Segment Open

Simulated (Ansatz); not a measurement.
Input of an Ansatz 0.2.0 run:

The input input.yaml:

Segment Closed

Every record, from the first to the last, should be transcribed exactly.

EXPECTED ANSWER:
Simulated (Ansatz); not a measurement.
Input of an Ansatz 0.2.0 run:

The input input.yaml:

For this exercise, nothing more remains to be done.